### WORK INSTRUCTION
Write down each entry again, exactly as it reads.

○ ○ ○ ○ ○

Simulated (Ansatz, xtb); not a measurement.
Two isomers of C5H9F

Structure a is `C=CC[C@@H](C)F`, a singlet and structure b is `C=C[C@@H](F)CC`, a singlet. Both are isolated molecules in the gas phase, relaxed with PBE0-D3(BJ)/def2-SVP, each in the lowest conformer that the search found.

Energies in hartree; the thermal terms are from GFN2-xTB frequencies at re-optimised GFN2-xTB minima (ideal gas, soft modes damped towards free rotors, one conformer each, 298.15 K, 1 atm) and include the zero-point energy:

○ ○ ○ ○ ○

### EXERCISE OUTPUT
Simulated (Ansatz, xtb); not a measurement.
Two isomers of C5H9F

Structure a is `C=CC[C@@H](C)F`, a singlet and structure b is `C=C[C@@H](F)CC`, a singlet. Both are isolated molecules in the gas phase, relaxed with PBE0-D3(BJ)/def2-SVP, each in the lowest conformer that the search found.

Energies in hartree; the thermal terms are from GFN2-xTB frequencies at re-optimised GFN2-xTB minima (ideal gas, soft modes damped towards free rotors, one conformer each, 298.15 K, 1 atm) and include the zero-point energy:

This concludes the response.